* ACTION ITEM:
Reproduce all of the data, making sure that no line differs from the original.

BEGIN MATERIAL SUPPLIED
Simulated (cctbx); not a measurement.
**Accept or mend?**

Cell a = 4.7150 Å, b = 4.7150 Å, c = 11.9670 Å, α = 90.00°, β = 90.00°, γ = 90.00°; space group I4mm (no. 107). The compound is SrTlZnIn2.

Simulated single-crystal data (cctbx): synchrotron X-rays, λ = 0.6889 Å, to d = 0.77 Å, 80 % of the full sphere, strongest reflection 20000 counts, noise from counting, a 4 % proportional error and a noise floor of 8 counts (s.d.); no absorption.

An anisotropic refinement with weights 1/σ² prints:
END MATERIAL SUPPLIED

* TASK OUTPUT:
Simulated (cctbx); not a measurement.
**Accept or mend?**

Cell a = 4.7150 Å, b = 4.7150 Å, c = 11.9670 Å, α = 90.00°, β = 90.00°, γ = 90.00°; space group I4mm (no. 107). The compound is SrTlZnIn2.

Simulated single-crystal data (cctbx): synchrotron X-rays, λ = 0.6889 Å, to d = 0.77 Å, 80 % of the full sphere, strongest reflection 20000 counts, noise from counting, a 4 % proportional error and a noise floor of 8 counts (s.d.); no absorption.

An anisotropic refinement with weights 1/σ² prints:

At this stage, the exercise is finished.